▶ **Work request**
Would you repeat every line of the material exactly?

Extracted material Block Start

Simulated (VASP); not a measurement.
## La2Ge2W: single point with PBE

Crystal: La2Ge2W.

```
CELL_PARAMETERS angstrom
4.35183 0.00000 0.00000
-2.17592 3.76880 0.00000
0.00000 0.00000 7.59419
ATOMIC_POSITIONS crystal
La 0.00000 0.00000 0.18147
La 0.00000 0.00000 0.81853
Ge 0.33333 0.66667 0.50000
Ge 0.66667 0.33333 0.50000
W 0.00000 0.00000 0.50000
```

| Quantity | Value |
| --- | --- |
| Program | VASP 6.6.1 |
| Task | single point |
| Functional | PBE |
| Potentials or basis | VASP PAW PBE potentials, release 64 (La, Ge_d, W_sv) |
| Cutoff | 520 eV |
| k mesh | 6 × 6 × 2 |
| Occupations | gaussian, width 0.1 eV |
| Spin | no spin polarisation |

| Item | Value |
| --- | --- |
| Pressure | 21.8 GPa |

Extracted material Block End

▶ **Task output**
Simulated (VASP); not a measurement.
## La2Ge2W: single point with PBE

Crystal: La2Ge2W.

```
CELL_PARAMETERS angstrom
4.35183 0.00000 0.00000
-2.17592 3.76880 0.00000
0.00000 0.00000 7.59419
ATOMIC_POSITIONS crystal
La 0.00000 0.00000 0.18147
La 0.00000 0.00000 0.81853
Ge 0.33333 0.66667 0.50000
Ge 0.66667 0.33333 0.50000
W 0.00000 0.00000 0.50000
```

| Quantity | Value |
| --- | --- |
| Program | VASP 6.6.1 |
| Task | single point |
| Functional | PBE |
| Potentials or basis | VASP PAW PBE potentials, release 64 (La, Ge_d, W_sv) |
| Cutoff | 520 eV |
| k mesh | 6 × 6 × 2 |
| Occupations | gaussian, width 0.1 eV |
| Spin | no spin polarisation |

| Item | Value |
| --- | --- |
| Pressure | 21.8 GPa |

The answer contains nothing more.